> _SOURCE DATA_
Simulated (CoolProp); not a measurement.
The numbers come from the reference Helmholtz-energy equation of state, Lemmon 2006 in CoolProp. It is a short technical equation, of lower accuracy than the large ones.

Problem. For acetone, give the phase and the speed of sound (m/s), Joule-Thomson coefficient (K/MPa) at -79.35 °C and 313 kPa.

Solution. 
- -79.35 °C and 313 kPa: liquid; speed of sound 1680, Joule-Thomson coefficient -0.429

> _EXERCISE_
Reproduce verbatim the range of lines that opens the records and closes with the line containing "Problem. For acetone, give". Omit everything after it.

> _ANSWER SECTION_
Simulated (CoolProp); not a measurement.
The numbers come from the reference Helmholtz-energy equation of state, Lemmon 2006 in CoolProp. It is a short technical equation, of lower accuracy than the large ones.

Problem. For acetone, give the phase and the speed of sound (m/s), Joule-Thomson coefficient (K/MPa) at -79.35 °C and 313 kPa.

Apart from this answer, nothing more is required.